- _EXCERPTED RECORDS_:
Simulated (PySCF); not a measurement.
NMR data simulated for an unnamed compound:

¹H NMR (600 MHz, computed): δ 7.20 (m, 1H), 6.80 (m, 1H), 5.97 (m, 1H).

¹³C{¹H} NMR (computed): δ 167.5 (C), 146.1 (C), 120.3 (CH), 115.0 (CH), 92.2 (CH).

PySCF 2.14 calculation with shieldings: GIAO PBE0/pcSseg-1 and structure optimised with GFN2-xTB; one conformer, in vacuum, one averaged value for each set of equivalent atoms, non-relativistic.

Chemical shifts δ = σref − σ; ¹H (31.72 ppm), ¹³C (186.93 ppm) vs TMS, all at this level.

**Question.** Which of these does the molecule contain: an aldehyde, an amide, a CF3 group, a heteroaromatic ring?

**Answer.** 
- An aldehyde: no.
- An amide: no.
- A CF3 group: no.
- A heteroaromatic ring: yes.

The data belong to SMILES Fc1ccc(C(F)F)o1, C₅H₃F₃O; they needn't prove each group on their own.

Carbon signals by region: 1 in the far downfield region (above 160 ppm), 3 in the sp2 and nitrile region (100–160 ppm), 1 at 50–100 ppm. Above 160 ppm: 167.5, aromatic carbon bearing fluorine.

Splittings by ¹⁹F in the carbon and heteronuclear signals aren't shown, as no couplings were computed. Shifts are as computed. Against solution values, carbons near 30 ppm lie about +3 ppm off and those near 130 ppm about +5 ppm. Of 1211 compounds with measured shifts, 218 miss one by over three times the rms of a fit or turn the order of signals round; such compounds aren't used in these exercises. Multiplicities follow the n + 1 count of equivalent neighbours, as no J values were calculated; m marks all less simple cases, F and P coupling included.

- _ACTIVITY_:
The records above must be retyped in full, exactly as written.

- _TASK SOLUTION_:
Simulated (PySCF); not a measurement.
NMR data simulated for an unnamed compound:

¹H NMR (600 MHz, computed): δ 7.20 (m, 1H), 6.80 (m, 1H), 5.97 (m, 1H).

¹³C{¹H} NMR (computed): δ 167.5 (C), 146.1 (C), 120.3 (CH), 115.0 (CH), 92.2 (CH).

PySCF 2.14 calculation with shieldings: GIAO PBE0/pcSseg-1 and structure optimised with GFN2-xTB; one conformer, in vacuum, one averaged value for each set of equivalent atoms, non-relativistic.

Chemical shifts δ = σref − σ; ¹H (31.72 ppm), ¹³C (186.93 ppm) vs TMS, all at this level.

**Question.** Which of these does the molecule contain: an aldehyde, an amide, a CF3 group, a heteroaromatic ring?

**Answer.** 
- An aldehyde: no.
- An amide: no.
- A CF3 group: no.
- A heteroaromatic ring: yes.

The data belong to SMILES Fc1ccc(C(F)F)o1, C₅H₃F₃O; they needn't prove each group on their own.

Carbon signals by region: 1 in the far downfield region (above 160 ppm), 3 in the sp2 and nitrile region (100–160 ppm), 1 at 50–100 ppm. Above 160 ppm: 167.5, aromatic carbon bearing fluorine.

Splittings by ¹⁹F in the carbon and heteronuclear signals aren't shown, as no couplings were computed. Shifts are as computed. Against solution values, carbons near 30 ppm lie about +3 ppm off and those near 130 ppm about +5 ppm. Of 1211 compounds with measured shifts, 218 miss one by over three times the rms of a fit or turn the order of signals round; such compounds aren't used in these exercises. Multiplicities follow the n + 1 count of equivalent neighbours, as no J values were calculated; m marks all less simple cases, F and P coupling included.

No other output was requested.